▶ [Work task] Please reproduce the data in full, exactly as it stands.

══════
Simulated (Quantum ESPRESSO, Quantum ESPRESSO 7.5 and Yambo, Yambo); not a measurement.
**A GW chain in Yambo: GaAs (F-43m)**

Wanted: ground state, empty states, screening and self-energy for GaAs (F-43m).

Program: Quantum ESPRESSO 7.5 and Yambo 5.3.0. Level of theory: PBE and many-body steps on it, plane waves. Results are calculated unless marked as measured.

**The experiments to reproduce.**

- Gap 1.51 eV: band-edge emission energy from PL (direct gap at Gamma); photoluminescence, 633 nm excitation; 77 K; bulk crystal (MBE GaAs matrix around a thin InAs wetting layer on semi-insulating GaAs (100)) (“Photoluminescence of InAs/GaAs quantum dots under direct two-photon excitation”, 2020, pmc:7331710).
══════

▶ [Written response]
Simulated (Quantum ESPRESSO, Quantum ESPRESSO 7.5 and Yambo, Yambo); not a measurement.
**A GW chain in Yambo: GaAs (F-43m)**

Wanted: ground state, empty states, screening and self-energy for GaAs (F-43m).

Program: Quantum ESPRESSO 7.5 and Yambo 5.3.0. Level of theory: PBE and many-body steps on it, plane waves. Results are calculated unless marked as measured.

**The experiments to reproduce.**

- Gap 1.51 eV: band-edge emission energy from PL (direct gap at Gamma); photoluminescence, 633 nm excitation; 77 K; bulk crystal (MBE GaAs matrix around a thin InAs wetting layer on semi-insulating GaAs (100)) (“Photoluminescence of InAs/GaAs quantum dots under direct two-photon excitation”, 2020, pmc:7331710).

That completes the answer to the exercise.